§
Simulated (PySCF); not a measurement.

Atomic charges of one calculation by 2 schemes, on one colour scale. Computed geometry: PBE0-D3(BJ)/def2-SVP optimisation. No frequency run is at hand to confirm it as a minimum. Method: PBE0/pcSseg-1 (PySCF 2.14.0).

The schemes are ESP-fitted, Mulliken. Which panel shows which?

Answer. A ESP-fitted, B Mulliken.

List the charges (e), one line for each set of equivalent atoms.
§

# Requirement
Nothing may be dropped or altered; repeat every record in full.

# Written answer
Simulated (PySCF); not a measurement.

Atomic charges of one calculation by 2 schemes, on one colour scale. Computed geometry: PBE0-D3(BJ)/def2-SVP optimisation. No frequency run is at hand to confirm it as a minimum. Method: PBE0/pcSseg-1 (PySCF 2.14.0).

The schemes are ESP-fitted, Mulliken. Which panel shows which?

Answer. A ESP-fitted, B Mulliken.

List the charges (e), one line for each set of equivalent atoms.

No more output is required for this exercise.